## Task item
Output the whole listing below. Keep it exact.

## Listed entries
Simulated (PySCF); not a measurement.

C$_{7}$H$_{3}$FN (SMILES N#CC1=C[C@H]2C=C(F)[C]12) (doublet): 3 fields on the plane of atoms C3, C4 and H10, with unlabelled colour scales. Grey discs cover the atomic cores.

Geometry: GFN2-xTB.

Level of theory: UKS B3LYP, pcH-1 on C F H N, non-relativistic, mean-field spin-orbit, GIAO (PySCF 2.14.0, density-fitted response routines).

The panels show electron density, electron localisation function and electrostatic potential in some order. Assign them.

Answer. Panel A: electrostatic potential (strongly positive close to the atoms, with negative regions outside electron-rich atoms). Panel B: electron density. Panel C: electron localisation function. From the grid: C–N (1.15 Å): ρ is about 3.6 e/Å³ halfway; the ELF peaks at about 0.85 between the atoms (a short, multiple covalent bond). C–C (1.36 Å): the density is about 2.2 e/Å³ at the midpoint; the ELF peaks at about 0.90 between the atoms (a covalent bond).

## Problem solution
Simulated (PySCF); not a measurement.

C$_{7}$H$_{3}$FN (SMILES N#CC1=C[C@H]2C=C(F)[C]12) (doublet): 3 fields on the plane of atoms C3, C4 and H10, with unlabelled colour scales. Grey discs cover the atomic cores.

Geometry: GFN2-xTB.

Level of theory: UKS B3LYP, pcH-1 on C F H N, non-relativistic, mean-field spin-orbit, GIAO (PySCF 2.14.0, density-fitted response routines).

The panels show electron density, electron localisation function and electrostatic potential in some order. Assign them.

Answer. Panel A: electrostatic potential (strongly positive close to the atoms, with negative regions outside electron-rich atoms). Panel B: electron density. Panel C: electron localisation function. From the grid: C–N (1.15 Å): ρ is about 3.6 e/Å³ halfway; the ELF peaks at about 0.85 between the atoms (a short, multiple covalent bond). C–C (1.36 Å): the density is about 2.2 e/Å³ at the midpoint; the ELF peaks at about 0.90 between the atoms (a covalent bond).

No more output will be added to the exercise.